--- Information supplied ---
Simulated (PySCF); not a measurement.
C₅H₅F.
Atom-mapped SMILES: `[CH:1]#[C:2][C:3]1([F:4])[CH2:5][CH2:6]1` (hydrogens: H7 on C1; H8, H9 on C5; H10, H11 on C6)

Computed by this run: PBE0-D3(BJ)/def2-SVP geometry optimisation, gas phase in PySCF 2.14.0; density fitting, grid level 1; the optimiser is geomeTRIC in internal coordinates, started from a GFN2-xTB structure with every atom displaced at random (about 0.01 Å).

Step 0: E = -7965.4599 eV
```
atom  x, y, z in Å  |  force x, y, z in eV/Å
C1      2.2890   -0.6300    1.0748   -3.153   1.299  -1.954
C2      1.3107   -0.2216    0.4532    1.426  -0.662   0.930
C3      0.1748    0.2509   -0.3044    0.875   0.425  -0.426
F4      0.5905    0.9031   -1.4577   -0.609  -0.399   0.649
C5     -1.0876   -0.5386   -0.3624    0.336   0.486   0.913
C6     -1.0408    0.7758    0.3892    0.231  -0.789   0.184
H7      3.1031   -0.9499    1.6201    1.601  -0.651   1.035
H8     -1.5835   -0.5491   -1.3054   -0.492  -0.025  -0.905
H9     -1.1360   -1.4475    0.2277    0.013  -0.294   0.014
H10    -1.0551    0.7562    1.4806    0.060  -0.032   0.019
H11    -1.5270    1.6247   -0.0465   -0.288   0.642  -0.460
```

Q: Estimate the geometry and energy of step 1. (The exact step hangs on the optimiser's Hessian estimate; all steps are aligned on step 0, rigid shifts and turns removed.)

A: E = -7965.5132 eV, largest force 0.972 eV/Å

--- Work request ---
What is needed is a word-for-word copy of the records above, from the first line through the line that contains "H10, H11 on C6)".

--- Worked solution ---
Simulated (PySCF); not a measurement.
C₅H₅F.
Atom-mapped SMILES: `[CH:1]#[C:2][C:3]1([F:4])[CH2:5][CH2:6]1` (hydrogens: H7 on C1; H8, H9 on C5; H10, H11 on C6)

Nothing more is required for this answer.